## Excerpted data
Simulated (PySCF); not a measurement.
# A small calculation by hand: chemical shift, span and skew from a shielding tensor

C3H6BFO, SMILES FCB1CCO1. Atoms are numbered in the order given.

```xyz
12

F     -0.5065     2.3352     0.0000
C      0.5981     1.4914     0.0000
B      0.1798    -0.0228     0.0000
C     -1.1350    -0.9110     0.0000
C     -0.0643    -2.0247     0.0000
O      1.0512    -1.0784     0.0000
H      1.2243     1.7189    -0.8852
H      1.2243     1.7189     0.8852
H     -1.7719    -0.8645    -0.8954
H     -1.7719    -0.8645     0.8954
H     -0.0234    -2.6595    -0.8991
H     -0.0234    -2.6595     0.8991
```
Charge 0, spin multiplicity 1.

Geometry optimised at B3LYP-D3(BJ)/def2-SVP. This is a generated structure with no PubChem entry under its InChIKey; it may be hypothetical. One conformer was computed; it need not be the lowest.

## Work request
Provide an exact reproduction of all the entries shown above.

## Exercise answer
Simulated (PySCF); not a measurement.
# A small calculation by hand: chemical shift, span and skew from a shielding tensor

C3H6BFO, SMILES FCB1CCO1. Atoms are numbered in the order given.

```xyz
12

F     -0.5065     2.3352     0.0000
C      0.5981     1.4914     0.0000
B      0.1798    -0.0228     0.0000
C     -1.1350    -0.9110     0.0000
C     -0.0643    -2.0247     0.0000
O      1.0512    -1.0784     0.0000
H      1.2243     1.7189    -0.8852
H      1.2243     1.7189     0.8852
H     -1.7719    -0.8645    -0.8954
H     -1.7719    -0.8645     0.8954
H     -0.0234    -2.6595    -0.8991
H     -0.0234    -2.6595     0.8991
```
Charge 0, spin multiplicity 1.

Geometry optimised at B3LYP-D3(BJ)/def2-SVP. This is a generated structure with no PubChem entry under its InChIKey; it may be hypothetical. One conformer was computed; it need not be the lowest.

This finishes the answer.